◆ **REQUIREMENT**: Produce an exact copy of the first line of the data below and each line after it, please, up to and including the one with "Potentials or basis: VASP".

=-=-=

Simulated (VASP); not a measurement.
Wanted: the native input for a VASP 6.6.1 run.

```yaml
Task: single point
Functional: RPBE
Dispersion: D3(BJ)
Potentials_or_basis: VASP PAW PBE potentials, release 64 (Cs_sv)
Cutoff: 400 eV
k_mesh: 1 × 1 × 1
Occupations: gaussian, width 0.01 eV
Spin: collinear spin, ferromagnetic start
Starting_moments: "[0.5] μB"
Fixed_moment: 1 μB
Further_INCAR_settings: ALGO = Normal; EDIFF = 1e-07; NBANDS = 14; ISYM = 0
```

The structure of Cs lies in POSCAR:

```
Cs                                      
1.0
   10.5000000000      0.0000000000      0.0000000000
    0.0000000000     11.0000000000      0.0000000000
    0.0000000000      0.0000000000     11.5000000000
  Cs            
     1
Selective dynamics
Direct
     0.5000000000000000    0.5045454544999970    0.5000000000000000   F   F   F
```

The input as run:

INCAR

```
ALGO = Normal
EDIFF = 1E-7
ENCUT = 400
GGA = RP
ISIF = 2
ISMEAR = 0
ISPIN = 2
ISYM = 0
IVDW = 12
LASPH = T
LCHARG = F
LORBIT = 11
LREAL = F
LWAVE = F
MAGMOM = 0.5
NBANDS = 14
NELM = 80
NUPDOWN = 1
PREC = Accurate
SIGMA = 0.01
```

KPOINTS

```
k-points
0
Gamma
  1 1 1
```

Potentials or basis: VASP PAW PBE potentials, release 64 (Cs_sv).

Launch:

=-=-=

◆ **TASK SOLUTION**:
Simulated (VASP); not a measurement.
Wanted: the native input for a VASP 6.6.1 run.

```yaml
Task: single point
Functional: RPBE
Dispersion: D3(BJ)
Potentials_or_basis: VASP PAW PBE potentials, release 64 (Cs_sv)
Cutoff: 400 eV
k_mesh: 1 × 1 × 1
Occupations: gaussian, width 0.01 eV
Spin: collinear spin, ferromagnetic start
Starting_moments: "[0.5] μB"
Fixed_moment: 1 μB
Further_INCAR_settings: ALGO = Normal; EDIFF = 1e-07; NBANDS = 14; ISYM = 0
```

The structure of Cs lies in POSCAR:

```
Cs                                      
1.0
   10.5000000000      0.0000000000      0.0000000000
    0.0000000000     11.0000000000      0.0000000000
    0.0000000000      0.0000000000     11.5000000000
  Cs            
     1
Selective dynamics
Direct
     0.5000000000000000    0.5045454544999970    0.5000000000000000   F   F   F
```

The input as run:

INCAR

```
ALGO = Normal
EDIFF = 1E-7
ENCUT = 400
GGA = RP
ISIF = 2
ISMEAR = 0
ISPIN = 2
ISYM = 0
IVDW = 12
LASPH = T
LCHARG = F
LORBIT = 11
LREAL = F
LWAVE = F
MAGMOM = 0.5
NBANDS = 14
NELM = 80
NUPDOWN = 1
PREC = Accurate
SIGMA = 0.01
```

KPOINTS

```
k-points
0
Gamma
  1 1 1
```

Potentials or basis: VASP PAW PBE potentials, release 64 (Cs_sv).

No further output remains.